== Segment start ==
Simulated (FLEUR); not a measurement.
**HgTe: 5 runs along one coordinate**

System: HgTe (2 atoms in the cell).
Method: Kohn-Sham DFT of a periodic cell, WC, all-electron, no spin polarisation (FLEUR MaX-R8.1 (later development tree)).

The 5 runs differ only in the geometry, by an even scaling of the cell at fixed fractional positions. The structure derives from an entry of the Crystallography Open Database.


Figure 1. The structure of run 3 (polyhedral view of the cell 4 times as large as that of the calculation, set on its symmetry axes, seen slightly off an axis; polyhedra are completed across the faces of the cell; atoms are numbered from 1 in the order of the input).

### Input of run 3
== Segment end ==

Reproduce exactly the section above that begins at the line containing "along one coordinate**" and ends at the line containing "Method: Kohn-Sham DFT", leaving out all other lines.

**HgTe: 5 runs along one coordinate**

System: HgTe (2 atoms in the cell).
Method: Kohn-Sham DFT of a periodic cell, WC, all-electron, no spin polarisation (FLEUR MaX-R8.1 (later development tree)).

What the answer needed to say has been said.